### GIVEN ENTRIES
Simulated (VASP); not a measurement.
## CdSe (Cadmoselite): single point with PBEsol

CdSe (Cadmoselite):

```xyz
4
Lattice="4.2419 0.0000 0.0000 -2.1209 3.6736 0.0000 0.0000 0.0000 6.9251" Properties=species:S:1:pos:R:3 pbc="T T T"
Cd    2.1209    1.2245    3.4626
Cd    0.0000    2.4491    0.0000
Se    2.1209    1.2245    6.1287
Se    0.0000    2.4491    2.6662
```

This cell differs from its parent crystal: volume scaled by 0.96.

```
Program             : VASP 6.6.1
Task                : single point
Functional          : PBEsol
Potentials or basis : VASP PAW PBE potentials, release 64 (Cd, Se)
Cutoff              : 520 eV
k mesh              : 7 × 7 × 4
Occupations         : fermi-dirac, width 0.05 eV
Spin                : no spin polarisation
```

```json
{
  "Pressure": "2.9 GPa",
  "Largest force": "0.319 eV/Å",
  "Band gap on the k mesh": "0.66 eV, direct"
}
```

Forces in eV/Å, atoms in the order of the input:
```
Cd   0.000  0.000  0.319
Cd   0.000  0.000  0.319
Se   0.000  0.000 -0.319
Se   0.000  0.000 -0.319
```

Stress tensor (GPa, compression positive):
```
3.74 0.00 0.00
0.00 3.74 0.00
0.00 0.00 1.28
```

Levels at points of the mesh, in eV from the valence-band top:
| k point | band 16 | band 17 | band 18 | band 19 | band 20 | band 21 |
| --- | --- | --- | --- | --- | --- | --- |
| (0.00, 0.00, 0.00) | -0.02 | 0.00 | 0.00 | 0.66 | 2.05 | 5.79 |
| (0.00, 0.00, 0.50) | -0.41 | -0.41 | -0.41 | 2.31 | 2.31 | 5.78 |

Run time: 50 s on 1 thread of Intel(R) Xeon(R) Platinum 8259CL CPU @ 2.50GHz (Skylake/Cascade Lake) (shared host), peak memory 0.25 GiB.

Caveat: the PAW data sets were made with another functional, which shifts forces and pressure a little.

### TASK ITEM
Start at the first line of the material and transcribe each line exactly, stopping once the line containing "Run time: 50" has been written.

### EXERCISE SOLUTION
Simulated (VASP); not a measurement.
## CdSe (Cadmoselite): single point with PBEsol

CdSe (Cadmoselite):

```xyz
4
Lattice="4.2419 0.0000 0.0000 -2.1209 3.6736 0.0000 0.0000 0.0000 6.9251" Properties=species:S:1:pos:R:3 pbc="T T T"
Cd    2.1209    1.2245    3.4626
Cd    0.0000    2.4491    0.0000
Se    2.1209    1.2245    6.1287
Se    0.0000    2.4491    2.6662
```

This cell differs from its parent crystal: volume scaled by 0.96.

```
Program             : VASP 6.6.1
Task                : single point
Functional          : PBEsol
Potentials or basis : VASP PAW PBE potentials, release 64 (Cd, Se)
Cutoff              : 520 eV
k mesh              : 7 × 7 × 4
Occupations         : fermi-dirac, width 0.05 eV
Spin                : no spin polarisation
```

```json
{
  "Pressure": "2.9 GPa",
  "Largest force": "0.319 eV/Å",
  "Band gap on the k mesh": "0.66 eV, direct"
}
```

Forces in eV/Å, atoms in the order of the input:
```
Cd   0.000  0.000  0.319
Cd   0.000  0.000  0.319
Se   0.000  0.000 -0.319
Se   0.000  0.000 -0.319
```

Stress tensor (GPa, compression positive):
```
3.74 0.00 0.00
0.00 3.74 0.00
0.00 0.00 1.28
```

Levels at points of the mesh, in eV from the valence-band top:
| k point | band 16 | band 17 | band 18 | band 19 | band 20 | band 21 |
| --- | --- | --- | --- | --- | --- | --- |
| (0.00, 0.00, 0.00) | -0.02 | 0.00 | 0.00 | 0.66 | 2.05 | 5.79 |
| (0.00, 0.00, 0.50) | -0.41 | -0.41 | -0.41 | 2.31 | 2.31 | 5.78 |

Run time: 50 s on 1 thread of Intel(R) Xeon(R) Platinum 8259CL CPU @ 2.50GHz (Skylake/Cascade Lake) (shared host), peak memory 0.25 GiB.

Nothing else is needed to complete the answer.